- _WORK TASK_: Exactly as written, return every line of the data below.

- _DATA SECTION_:
# # # # # # #

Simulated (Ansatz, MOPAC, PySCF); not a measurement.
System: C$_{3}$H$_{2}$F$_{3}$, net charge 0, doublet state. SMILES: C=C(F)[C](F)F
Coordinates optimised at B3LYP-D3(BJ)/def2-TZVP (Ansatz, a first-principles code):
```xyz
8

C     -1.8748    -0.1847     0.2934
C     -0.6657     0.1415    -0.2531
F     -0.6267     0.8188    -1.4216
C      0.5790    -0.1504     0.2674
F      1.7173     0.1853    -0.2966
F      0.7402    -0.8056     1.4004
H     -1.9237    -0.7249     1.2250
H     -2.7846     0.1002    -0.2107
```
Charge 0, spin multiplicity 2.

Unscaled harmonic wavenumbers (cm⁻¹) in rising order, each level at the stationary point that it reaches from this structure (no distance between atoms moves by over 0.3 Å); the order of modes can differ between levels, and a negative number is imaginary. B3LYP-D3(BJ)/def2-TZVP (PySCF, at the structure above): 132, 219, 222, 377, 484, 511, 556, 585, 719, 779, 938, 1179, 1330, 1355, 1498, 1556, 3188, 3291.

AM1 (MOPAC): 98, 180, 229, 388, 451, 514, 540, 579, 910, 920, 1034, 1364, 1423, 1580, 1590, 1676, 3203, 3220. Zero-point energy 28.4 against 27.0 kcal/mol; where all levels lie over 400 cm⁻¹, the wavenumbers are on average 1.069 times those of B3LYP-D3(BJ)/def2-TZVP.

# # # # # # #

- _SOLUTION_:
Simulated (Ansatz, MOPAC, PySCF); not a measurement.
System: C$_{3}$H$_{2}$F$_{3}$, net charge 0, doublet state. SMILES: C=C(F)[C](F)F
Coordinates optimised at B3LYP-D3(BJ)/def2-TZVP (Ansatz, a first-principles code):
```xyz
8

C     -1.8748    -0.1847     0.2934
C     -0.6657     0.1415    -0.2531
F     -0.6267     0.8188    -1.4216
C      0.5790    -0.1504     0.2674
F      1.7173     0.1853    -0.2966
F      0.7402    -0.8056     1.4004
H     -1.9237    -0.7249     1.2250
H     -2.7846     0.1002    -0.2107
```
Charge 0, spin multiplicity 2.

Unscaled harmonic wavenumbers (cm⁻¹) in rising order, each level at the stationary point that it reaches from this structure (no distance between atoms moves by over 0.3 Å); the order of modes can differ between levels, and a negative number is imaginary. B3LYP-D3(BJ)/def2-TZVP (PySCF, at the structure above): 132, 219, 222, 377, 484, 511, 556, 585, 719, 779, 938, 1179, 1330, 1355, 1498, 1556, 3188, 3291.

AM1 (MOPAC): 98, 180, 229, 388, 451, 514, 540, 579, 910, 920, 1034, 1364, 1423, 1580, 1590, 1676, 3203, 3220. Zero-point energy 28.4 against 27.0 kcal/mol; where all levels lie over 400 cm⁻¹, the wavenumbers are on average 1.069 times those of B3LYP-D3(BJ)/def2-TZVP.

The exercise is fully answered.